• **Supplied records**:
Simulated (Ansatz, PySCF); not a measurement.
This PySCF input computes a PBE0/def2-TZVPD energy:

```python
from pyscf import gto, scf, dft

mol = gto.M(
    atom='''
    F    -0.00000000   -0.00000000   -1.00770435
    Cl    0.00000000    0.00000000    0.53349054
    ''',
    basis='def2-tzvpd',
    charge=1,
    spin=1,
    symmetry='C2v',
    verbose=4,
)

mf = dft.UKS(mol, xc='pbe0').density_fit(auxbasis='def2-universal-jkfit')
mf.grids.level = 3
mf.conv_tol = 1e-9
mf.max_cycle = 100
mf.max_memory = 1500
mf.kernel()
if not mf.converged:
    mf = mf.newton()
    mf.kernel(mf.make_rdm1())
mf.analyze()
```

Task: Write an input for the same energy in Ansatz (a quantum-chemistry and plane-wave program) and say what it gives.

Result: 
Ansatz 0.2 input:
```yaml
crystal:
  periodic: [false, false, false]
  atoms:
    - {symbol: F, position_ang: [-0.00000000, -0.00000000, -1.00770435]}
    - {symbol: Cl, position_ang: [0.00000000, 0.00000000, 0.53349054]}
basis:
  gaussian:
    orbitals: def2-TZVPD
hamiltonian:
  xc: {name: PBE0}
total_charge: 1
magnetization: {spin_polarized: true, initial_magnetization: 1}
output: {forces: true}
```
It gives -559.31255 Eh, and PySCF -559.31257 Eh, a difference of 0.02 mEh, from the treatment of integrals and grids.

• **Task item**:
The records above are to be given again in full, exactly as written.

• **Problem solution**:
Simulated (Ansatz, PySCF); not a measurement.
This PySCF input computes a PBE0/def2-TZVPD energy:

```python
from pyscf import gto, scf, dft

mol = gto.M(
    atom='''
    F    -0.00000000   -0.00000000   -1.00770435
    Cl    0.00000000    0.00000000    0.53349054
    ''',
    basis='def2-tzvpd',
    charge=1,
    spin=1,
    symmetry='C2v',
    verbose=4,
)

mf = dft.UKS(mol, xc='pbe0').density_fit(auxbasis='def2-universal-jkfit')
mf.grids.level = 3
mf.conv_tol = 1e-9
mf.max_cycle = 100
mf.max_memory = 1500
mf.kernel()
if not mf.converged:
    mf = mf.newton()
    mf.kernel(mf.make_rdm1())
mf.analyze()
```

Task: Write an input for the same energy in Ansatz (a quantum-chemistry and plane-wave program) and say what it gives.

Result: 
Ansatz 0.2 input:
```yaml
crystal:
  periodic: [false, false, false]
  atoms:
    - {symbol: F, position_ang: [-0.00000000, -0.00000000, -1.00770435]}
    - {symbol: Cl, position_ang: [0.00000000, 0.00000000, 0.53349054]}
basis:
  gaussian:
    orbitals: def2-TZVPD
hamiltonian:
  xc: {name: PBE0}
total_charge: 1
magnetization: {spin_polarized: true, initial_magnetization: 1}
output: {forces: true}
```
It gives -559.31255 Eh, and PySCF -559.31257 Eh, a difference of 0.02 mEh, from the treatment of integrals and grids.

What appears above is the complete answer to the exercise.